* INFORMATION GIVEN:
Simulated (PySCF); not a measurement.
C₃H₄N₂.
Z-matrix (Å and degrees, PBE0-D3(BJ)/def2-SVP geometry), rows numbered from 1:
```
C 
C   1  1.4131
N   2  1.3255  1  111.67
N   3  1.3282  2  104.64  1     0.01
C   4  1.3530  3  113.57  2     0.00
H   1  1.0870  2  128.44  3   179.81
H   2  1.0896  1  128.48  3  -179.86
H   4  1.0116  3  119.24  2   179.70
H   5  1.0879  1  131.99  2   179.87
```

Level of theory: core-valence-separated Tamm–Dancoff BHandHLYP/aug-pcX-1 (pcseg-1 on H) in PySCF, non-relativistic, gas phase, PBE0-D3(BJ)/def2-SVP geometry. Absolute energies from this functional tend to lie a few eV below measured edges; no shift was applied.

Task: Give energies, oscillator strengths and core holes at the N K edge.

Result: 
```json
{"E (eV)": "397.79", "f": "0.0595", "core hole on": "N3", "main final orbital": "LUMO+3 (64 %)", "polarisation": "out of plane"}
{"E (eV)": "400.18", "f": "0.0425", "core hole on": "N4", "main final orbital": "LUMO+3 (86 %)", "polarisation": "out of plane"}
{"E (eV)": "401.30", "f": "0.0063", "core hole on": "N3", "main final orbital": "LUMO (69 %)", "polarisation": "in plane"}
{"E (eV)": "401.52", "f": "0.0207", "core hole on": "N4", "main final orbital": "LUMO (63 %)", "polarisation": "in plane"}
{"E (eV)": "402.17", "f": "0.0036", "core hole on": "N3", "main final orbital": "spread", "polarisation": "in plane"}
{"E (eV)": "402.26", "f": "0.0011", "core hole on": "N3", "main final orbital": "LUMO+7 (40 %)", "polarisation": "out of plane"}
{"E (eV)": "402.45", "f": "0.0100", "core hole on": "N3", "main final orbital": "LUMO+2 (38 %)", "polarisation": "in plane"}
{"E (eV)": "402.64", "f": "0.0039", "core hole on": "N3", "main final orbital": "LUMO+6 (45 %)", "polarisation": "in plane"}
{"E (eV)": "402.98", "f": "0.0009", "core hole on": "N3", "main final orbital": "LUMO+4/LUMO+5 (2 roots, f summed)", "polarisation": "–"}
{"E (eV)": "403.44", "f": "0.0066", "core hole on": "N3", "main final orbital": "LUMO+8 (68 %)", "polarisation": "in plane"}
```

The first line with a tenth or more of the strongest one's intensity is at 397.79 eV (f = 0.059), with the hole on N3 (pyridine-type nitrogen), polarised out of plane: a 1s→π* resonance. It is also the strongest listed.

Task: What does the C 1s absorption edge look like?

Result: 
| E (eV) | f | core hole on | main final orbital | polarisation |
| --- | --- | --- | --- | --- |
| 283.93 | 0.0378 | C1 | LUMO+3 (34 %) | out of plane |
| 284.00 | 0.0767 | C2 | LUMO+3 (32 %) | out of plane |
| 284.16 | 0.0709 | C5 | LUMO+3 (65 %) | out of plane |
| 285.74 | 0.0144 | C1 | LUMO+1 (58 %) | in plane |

* TASK ITEM:
The answer should consist solely of the lines from the first line above through the one with "Task: Give energies, oscillator", both included, repeated exactly.

* ANSWER BOX:
Simulated (PySCF); not a measurement.
C₃H₄N₂.
Z-matrix (Å and degrees, PBE0-D3(BJ)/def2-SVP geometry), rows numbered from 1:
```
C 
C   1  1.4131
N   2  1.3255  1  111.67
N   3  1.3282  2  104.64  1     0.01
C   4  1.3530  3  113.57  2     0.00
H   1  1.0870  2  128.44  3   179.81
H   2  1.0896  1  128.48  3  -179.86
H   4  1.0116  3  119.24  2   179.70
H   5  1.0879  1  131.99  2   179.87
```

Level of theory: core-valence-separated Tamm–Dancoff BHandHLYP/aug-pcX-1 (pcseg-1 on H) in PySCF, non-relativistic, gas phase, PBE0-D3(BJ)/def2-SVP geometry. Absolute energies from this functional tend to lie a few eV below measured edges; no shift was applied.

Task: Give energies, oscillator strengths and core holes at the N K edge.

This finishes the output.